Brief ▸ Only an exact repetition of the entries will do.

*** Information shown ***

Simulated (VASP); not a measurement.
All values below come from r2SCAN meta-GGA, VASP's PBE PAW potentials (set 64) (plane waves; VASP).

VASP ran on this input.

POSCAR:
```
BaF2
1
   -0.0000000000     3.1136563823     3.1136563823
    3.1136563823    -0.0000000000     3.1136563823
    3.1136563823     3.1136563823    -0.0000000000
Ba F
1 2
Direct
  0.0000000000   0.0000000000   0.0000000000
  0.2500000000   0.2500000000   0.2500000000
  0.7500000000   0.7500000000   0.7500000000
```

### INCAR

*** End of Information shown ***

Written reply ▸
Simulated (VASP); not a measurement.
All values below come from r2SCAN meta-GGA, VASP's PBE PAW potentials (set 64) (plane waves; VASP).

VASP ran on this input.

POSCAR:
```
BaF2
1
   -0.0000000000     3.1136563823     3.1136563823
    3.1136563823    -0.0000000000     3.1136563823
    3.1136563823     3.1136563823    -0.0000000000
Ba F
1 2
Direct
  0.0000000000   0.0000000000   0.0000000000
  0.2500000000   0.2500000000   0.2500000000
  0.7500000000   0.7500000000   0.7500000000
```

### INCAR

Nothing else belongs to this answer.